• _ASSIGNED TASK_
Retyping the records exactly, down to the last line, is the whole job.

ENTRIES SHOWN below:
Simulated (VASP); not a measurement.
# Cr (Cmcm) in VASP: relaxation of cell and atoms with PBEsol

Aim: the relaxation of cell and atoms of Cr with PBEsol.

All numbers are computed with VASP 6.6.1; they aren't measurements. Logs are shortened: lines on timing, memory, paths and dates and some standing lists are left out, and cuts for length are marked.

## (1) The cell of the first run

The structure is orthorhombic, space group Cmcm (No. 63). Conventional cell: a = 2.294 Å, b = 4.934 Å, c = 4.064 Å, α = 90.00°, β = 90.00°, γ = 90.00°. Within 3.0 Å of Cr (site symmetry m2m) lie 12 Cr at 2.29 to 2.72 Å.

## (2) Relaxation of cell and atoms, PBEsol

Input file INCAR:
End of ENTRIES SHOWN.

• _ANSWER AREA_
Simulated (VASP); not a measurement.
# Cr (Cmcm) in VASP: relaxation of cell and atoms with PBEsol

Aim: the relaxation of cell and atoms of Cr with PBEsol.

All numbers are computed with VASP 6.6.1; they aren't measurements. Logs are shortened: lines on timing, memory, paths and dates and some standing lists are left out, and cuts for length are marked.

## (1) The cell of the first run

The structure is orthorhombic, space group Cmcm (No. 63). Conventional cell: a = 2.294 Å, b = 4.934 Å, c = 4.064 Å, α = 90.00°, β = 90.00°, γ = 90.00°. Within 3.0 Å of Cr (site symmetry m2m) lie 12 Cr at 2.29 to 2.72 Å.

## (2) Relaxation of cell and atoms, PBEsol

Input file INCAR:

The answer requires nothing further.